= Beginning of Section =

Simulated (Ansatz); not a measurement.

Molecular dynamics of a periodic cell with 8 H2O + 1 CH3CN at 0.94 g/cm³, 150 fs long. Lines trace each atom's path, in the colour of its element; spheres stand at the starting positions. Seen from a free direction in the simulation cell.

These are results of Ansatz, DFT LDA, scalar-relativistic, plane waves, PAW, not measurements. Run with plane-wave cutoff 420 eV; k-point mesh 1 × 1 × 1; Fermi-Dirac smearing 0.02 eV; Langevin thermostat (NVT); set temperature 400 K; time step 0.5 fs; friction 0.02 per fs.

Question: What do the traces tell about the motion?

= End of Section =

Write the material out again word for word.

EXERCISE RESULT
Simulated (Ansatz); not a measurement.

Molecular dynamics of a periodic cell with 8 H2O + 1 CH3CN at 0.94 g/cm³, 150 fs long. Lines trace each atom's path, in the colour of its element; spheres stand at the starting positions. Seen from a free direction in the simulation cell.

These are results of Ansatz, DFT LDA, scalar-relativistic, plane waves, PAW, not measurements. Run with plane-wave cutoff 420 eV; k-point mesh 1 × 1 × 1; Fermi-Dirac smearing 0.02 eV; Langevin thermostat (NVT); set temperature 400 K; time step 0.5 fs; friction 0.02 per fs.

Question: What do the traces tell about the motion?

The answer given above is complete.